Assignment =
Output the records again verbatim.

Listed records =
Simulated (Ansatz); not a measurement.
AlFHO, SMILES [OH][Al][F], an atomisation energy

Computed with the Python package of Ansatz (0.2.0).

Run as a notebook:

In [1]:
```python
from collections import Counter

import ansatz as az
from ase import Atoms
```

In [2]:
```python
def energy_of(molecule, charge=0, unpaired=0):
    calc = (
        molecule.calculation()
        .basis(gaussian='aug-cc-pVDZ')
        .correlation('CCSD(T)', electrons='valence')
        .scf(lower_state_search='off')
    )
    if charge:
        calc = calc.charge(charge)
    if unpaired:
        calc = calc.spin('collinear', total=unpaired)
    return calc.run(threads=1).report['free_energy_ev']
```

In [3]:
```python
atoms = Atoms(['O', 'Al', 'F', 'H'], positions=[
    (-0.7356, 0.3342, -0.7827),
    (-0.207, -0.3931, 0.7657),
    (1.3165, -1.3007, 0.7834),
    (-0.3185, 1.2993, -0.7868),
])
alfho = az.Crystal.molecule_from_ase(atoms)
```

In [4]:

Expected answer =
Simulated (Ansatz); not a measurement.
AlFHO, SMILES [OH][Al][F], an atomisation energy

Computed with the Python package of Ansatz (0.2.0).

Run as a notebook:

In [1]:
```python
from collections import Counter

import ansatz as az
from ase import Atoms
```

In [2]:
```python
def energy_of(molecule, charge=0, unpaired=0):
    calc = (
        molecule.calculation()
        .basis(gaussian='aug-cc-pVDZ')
        .correlation('CCSD(T)', electrons='valence')
        .scf(lower_state_search='off')
    )
    if charge:
        calc = calc.charge(charge)
    if unpaired:
        calc = calc.spin('collinear', total=unpaired)
    return calc.run(threads=1).report['free_energy_ev']
```

In [3]:
```python
atoms = Atoms(['O', 'Al', 'F', 'H'], positions=[
    (-0.7356, 0.3342, -0.7827),
    (-0.207, -0.3931, 0.7657),
    (1.3165, -1.3007, 0.7834),
    (-0.3185, 1.2993, -0.7868),
])
alfho = az.Crystal.molecule_from_ase(atoms)
```

In [4]:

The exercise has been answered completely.